Starting at the top of the entries below, print each line exactly until the line with "Ansatz 0.2.0 |" has been printed too.

--------------------------------

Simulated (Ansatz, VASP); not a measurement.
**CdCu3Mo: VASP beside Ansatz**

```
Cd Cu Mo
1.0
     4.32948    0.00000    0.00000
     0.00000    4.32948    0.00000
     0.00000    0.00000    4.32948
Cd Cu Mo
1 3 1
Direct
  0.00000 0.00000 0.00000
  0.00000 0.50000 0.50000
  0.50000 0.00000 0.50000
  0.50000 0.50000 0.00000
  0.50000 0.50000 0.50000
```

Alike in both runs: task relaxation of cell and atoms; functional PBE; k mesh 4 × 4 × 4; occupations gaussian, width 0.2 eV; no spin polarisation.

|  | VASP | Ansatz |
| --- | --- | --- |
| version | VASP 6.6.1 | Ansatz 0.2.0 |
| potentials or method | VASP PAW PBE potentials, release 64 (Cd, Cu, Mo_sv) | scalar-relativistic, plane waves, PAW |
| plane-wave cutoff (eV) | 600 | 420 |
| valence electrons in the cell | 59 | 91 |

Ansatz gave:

--------------------------------

Response:
Simulated (Ansatz, VASP); not a measurement.
**CdCu3Mo: VASP beside Ansatz**

```
Cd Cu Mo
1.0
     4.32948    0.00000    0.00000
     0.00000    4.32948    0.00000
     0.00000    0.00000    4.32948
Cd Cu Mo
1 3 1
Direct
  0.00000 0.00000 0.00000
  0.00000 0.50000 0.50000
  0.50000 0.00000 0.50000
  0.50000 0.50000 0.00000
  0.50000 0.50000 0.50000
```

Alike in both runs: task relaxation of cell and atoms; functional PBE; k mesh 4 × 4 × 4; occupations gaussian, width 0.2 eV; no spin polarisation.

|  | VASP | Ansatz |
| --- | --- | --- |
| version | VASP 6.6.1 | Ansatz 0.2.0 |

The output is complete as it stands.